*Work request*
Starting at the line with "Where does singlet" and going on through the line with "4 atoms, charge 0, spin multiplicity 1.", reproduce each line in the records below exactly and nothing more.

*Provided records*
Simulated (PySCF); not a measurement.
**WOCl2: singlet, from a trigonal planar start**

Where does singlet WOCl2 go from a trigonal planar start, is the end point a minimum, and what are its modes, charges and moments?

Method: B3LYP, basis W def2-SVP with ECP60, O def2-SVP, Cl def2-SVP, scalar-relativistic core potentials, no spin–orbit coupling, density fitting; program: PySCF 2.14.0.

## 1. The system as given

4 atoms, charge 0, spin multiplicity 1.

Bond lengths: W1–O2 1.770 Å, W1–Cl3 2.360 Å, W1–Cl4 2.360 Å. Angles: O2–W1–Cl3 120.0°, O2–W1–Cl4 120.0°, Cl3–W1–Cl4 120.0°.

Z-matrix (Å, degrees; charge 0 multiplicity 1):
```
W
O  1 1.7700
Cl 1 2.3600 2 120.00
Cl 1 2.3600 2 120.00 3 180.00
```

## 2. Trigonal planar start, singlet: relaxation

*Exercise response*
Where does singlet WOCl2 go from a trigonal planar start, is the end point a minimum, and what are its modes, charges and moments?

Method: B3LYP, basis W def2-SVP with ECP60, O def2-SVP, Cl def2-SVP, scalar-relativistic core potentials, no spin–orbit coupling, density fitting; program: PySCF 2.14.0.

## 1. The system as given

4 atoms, charge 0, spin multiplicity 1.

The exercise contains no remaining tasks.